#### Requirement:
Can you restate the lines of the entries below, word for word, from the first one through the line that includes "Calculated with Ansatz"?

#### Study material:
------------------------------------------------------------
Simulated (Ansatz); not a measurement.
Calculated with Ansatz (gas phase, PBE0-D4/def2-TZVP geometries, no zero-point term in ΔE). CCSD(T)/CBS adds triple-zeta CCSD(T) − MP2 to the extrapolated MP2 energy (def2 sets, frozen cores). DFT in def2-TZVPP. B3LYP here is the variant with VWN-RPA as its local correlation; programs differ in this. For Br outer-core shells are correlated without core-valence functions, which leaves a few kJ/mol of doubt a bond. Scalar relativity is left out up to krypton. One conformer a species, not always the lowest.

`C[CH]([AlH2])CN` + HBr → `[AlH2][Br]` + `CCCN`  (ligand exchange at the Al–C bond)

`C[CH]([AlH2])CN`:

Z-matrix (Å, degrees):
------------------------------------------------------------

#### Worked solution:
Simulated (Ansatz); not a measurement.
Calculated with Ansatz (gas phase, PBE0-D4/def2-TZVP geometries, no zero-point term in ΔE). CCSD(T)/CBS adds triple-zeta CCSD(T) − MP2 to the extrapolated MP2 energy (def2 sets, frozen cores). DFT in def2-TZVPP. B3LYP here is the variant with VWN-RPA as its local correlation; programs differ in this. For Br outer-core shells are correlated without core-valence functions, which leaves a few kJ/mol of doubt a bond. Scalar relativity is left out up to krypton. One conformer a species, not always the lowest.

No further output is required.